▶ [DATA FOR ANALYSIS]
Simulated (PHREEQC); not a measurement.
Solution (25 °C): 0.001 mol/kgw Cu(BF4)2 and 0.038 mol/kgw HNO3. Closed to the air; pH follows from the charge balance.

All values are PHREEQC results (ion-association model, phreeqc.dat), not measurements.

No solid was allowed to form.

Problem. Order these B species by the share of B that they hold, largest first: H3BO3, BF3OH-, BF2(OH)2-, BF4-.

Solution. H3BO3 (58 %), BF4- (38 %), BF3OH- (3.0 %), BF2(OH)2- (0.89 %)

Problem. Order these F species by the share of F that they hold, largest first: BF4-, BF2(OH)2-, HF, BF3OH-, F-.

▶ [BRIEF] Set down the whole of the material again, exactly.

▶ [TASK SOLUTION]
Simulated (PHREEQC); not a measurement.
Solution (25 °C): 0.001 mol/kgw Cu(BF4)2 and 0.038 mol/kgw HNO3. Closed to the air; pH follows from the charge balance.

All values are PHREEQC results (ion-association model, phreeqc.dat), not measurements.

No solid was allowed to form.

Problem. Order these B species by the share of B that they hold, largest first: H3BO3, BF3OH-, BF2(OH)2-, BF4-.

Solution. H3BO3 (58 %), BF4- (38 %), BF3OH- (3.0 %), BF2(OH)2- (0.89 %)

Problem. Order these F species by the share of F that they hold, largest first: BF4-, BF2(OH)2-, HF, BF3OH-, F-.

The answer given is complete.